*Work task*. Write each entry down again precisely, skipping nothing.

Given information START

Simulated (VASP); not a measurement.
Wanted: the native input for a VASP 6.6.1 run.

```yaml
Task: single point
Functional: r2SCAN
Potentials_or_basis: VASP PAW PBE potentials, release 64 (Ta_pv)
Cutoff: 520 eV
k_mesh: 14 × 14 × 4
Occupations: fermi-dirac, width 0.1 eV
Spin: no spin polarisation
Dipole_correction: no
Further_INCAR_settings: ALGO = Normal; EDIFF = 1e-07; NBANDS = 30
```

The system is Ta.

Given information END

*Exercise output*.
Simulated (VASP); not a measurement.
Wanted: the native input for a VASP 6.6.1 run.

```yaml
Task: single point
Functional: r2SCAN
Potentials_or_basis: VASP PAW PBE potentials, release 64 (Ta_pv)
Cutoff: 520 eV
k_mesh: 14 × 14 × 4
Occupations: fermi-dirac, width 0.1 eV
Spin: no spin polarisation
Dipole_correction: no
Further_INCAR_settings: ALGO = Normal; EDIFF = 1e-07; NBANDS = 30
```

The system is Ta.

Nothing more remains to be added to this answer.